The lines to be extracted run from the start of the listing through the line containing "Computed with PBE/[Bi"; copy them exactly and nothing else.

#### ENTRIES SUPPLIED:
::::
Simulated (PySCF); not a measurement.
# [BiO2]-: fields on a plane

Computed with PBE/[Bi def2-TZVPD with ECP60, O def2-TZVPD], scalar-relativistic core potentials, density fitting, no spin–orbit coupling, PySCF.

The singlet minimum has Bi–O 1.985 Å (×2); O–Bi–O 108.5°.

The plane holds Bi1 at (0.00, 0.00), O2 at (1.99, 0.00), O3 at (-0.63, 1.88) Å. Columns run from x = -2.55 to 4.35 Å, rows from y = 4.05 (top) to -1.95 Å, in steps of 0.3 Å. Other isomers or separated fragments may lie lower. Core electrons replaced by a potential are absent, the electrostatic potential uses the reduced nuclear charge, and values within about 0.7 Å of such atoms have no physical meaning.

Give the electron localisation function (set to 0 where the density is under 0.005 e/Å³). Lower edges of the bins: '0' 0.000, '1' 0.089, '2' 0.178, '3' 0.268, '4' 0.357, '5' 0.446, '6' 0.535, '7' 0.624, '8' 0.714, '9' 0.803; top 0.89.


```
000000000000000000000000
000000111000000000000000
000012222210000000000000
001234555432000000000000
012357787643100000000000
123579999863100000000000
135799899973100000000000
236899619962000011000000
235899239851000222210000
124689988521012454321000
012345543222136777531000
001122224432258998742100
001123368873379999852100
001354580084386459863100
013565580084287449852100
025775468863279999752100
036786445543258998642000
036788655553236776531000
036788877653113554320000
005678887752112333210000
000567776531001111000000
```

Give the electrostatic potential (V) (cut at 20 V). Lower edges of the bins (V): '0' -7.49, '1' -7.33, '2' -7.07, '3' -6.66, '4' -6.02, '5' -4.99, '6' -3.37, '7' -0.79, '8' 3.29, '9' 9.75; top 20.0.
::::

#### TASK RESULT:
Simulated (PySCF); not a measurement.
# [BiO2]-: fields on a plane

Computed with PBE/[Bi def2-TZVPD with ECP60, O def2-TZVPD], scalar-relativistic core potentials, density fitting, no spin–orbit coupling, PySCF.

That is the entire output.